====

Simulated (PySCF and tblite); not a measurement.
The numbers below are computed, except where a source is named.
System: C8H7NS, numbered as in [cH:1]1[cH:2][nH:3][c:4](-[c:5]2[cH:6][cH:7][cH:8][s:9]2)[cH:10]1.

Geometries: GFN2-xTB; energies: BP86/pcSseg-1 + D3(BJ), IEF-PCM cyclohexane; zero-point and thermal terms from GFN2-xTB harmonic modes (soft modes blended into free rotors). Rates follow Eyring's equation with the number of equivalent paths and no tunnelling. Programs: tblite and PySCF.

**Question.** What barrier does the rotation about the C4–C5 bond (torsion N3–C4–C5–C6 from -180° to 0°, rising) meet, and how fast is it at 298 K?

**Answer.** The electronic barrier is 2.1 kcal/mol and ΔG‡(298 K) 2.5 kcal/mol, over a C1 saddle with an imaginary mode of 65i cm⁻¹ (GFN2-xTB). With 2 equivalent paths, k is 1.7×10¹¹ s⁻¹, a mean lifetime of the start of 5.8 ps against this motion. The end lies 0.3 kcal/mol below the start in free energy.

====

## [WORK REQUEST]
Could you restate word for word the lines above, from the one that contains "Geometries: GFN2-xTB; energies: BP86/pcSseg-1" through the one that contains "it at 298 K?", and no others?

## [YOUR SOLUTION]
Geometries: GFN2-xTB; energies: BP86/pcSseg-1 + D3(BJ), IEF-PCM cyclohexane; zero-point and thermal terms from GFN2-xTB harmonic modes (soft modes blended into free rotors). Rates follow Eyring's equation with the number of equivalent paths and no tunnelling. Programs: tblite and PySCF.

**Question.** What barrier does the rotation about the C4–C5 bond (torsion N3–C4–C5–C6 from -180° to 0°, rising) meet, and how fast is it at 298 K?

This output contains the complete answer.